Your answer must be the lines of the entries below, exactly as written, from the first line through the line containing "Q: Estimate the missing entries.".

DATA PROVIDED >>

┌──

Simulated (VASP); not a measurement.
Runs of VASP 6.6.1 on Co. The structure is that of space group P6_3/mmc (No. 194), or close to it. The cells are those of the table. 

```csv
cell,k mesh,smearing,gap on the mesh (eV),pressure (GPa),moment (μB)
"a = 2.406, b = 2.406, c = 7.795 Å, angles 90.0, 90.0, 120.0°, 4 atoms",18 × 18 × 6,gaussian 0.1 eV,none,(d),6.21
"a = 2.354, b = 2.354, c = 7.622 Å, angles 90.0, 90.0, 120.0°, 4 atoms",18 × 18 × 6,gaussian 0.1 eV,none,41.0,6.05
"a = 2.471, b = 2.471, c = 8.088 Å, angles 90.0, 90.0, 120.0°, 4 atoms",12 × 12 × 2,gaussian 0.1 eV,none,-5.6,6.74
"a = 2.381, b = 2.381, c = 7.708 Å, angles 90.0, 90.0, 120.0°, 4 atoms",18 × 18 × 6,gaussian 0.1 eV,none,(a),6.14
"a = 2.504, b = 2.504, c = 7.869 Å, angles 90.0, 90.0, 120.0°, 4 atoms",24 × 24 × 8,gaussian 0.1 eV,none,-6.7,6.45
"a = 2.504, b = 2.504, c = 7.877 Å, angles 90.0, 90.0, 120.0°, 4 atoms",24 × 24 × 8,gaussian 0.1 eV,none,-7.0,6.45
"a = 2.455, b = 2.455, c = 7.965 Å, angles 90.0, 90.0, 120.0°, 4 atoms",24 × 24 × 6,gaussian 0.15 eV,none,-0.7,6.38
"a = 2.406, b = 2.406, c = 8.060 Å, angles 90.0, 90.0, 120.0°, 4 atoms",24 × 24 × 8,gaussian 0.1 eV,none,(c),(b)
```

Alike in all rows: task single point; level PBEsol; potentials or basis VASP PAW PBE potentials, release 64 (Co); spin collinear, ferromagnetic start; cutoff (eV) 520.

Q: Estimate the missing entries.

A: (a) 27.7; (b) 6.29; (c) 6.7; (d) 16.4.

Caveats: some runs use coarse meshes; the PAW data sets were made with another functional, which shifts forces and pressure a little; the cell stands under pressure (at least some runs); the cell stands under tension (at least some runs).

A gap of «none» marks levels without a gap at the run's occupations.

└──

RESPONSE BOX >>
Simulated (VASP); not a measurement.
Runs of VASP 6.6.1 on Co. The structure is that of space group P6_3/mmc (No. 194), or close to it. The cells are those of the table. 

```csv
cell,k mesh,smearing,gap on the mesh (eV),pressure (GPa),moment (μB)
"a = 2.406, b = 2.406, c = 7.795 Å, angles 90.0, 90.0, 120.0°, 4 atoms",18 × 18 × 6,gaussian 0.1 eV,none,(d),6.21
"a = 2.354, b = 2.354, c = 7.622 Å, angles 90.0, 90.0, 120.0°, 4 atoms",18 × 18 × 6,gaussian 0.1 eV,none,41.0,6.05
"a = 2.471, b = 2.471, c = 8.088 Å, angles 90.0, 90.0, 120.0°, 4 atoms",12 × 12 × 2,gaussian 0.1 eV,none,-5.6,6.74
"a = 2.381, b = 2.381, c = 7.708 Å, angles 90.0, 90.0, 120.0°, 4 atoms",18 × 18 × 6,gaussian 0.1 eV,none,(a),6.14
"a = 2.504, b = 2.504, c = 7.869 Å, angles 90.0, 90.0, 120.0°, 4 atoms",24 × 24 × 8,gaussian 0.1 eV,none,-6.7,6.45
"a = 2.504, b = 2.504, c = 7.877 Å, angles 90.0, 90.0, 120.0°, 4 atoms",24 × 24 × 8,gaussian 0.1 eV,none,-7.0,6.45
"a = 2.455, b = 2.455, c = 7.965 Å, angles 90.0, 90.0, 120.0°, 4 atoms",24 × 24 × 6,gaussian 0.15 eV,none,-0.7,6.38
"a = 2.406, b = 2.406, c = 8.060 Å, angles 90.0, 90.0, 120.0°, 4 atoms",24 × 24 × 8,gaussian 0.1 eV,none,(c),(b)
```

Alike in all rows: task single point; level PBEsol; potentials or basis VASP PAW PBE potentials, release 64 (Co); spin collinear, ferromagnetic start; cutoff (eV) 520.

Q: Estimate the missing entries.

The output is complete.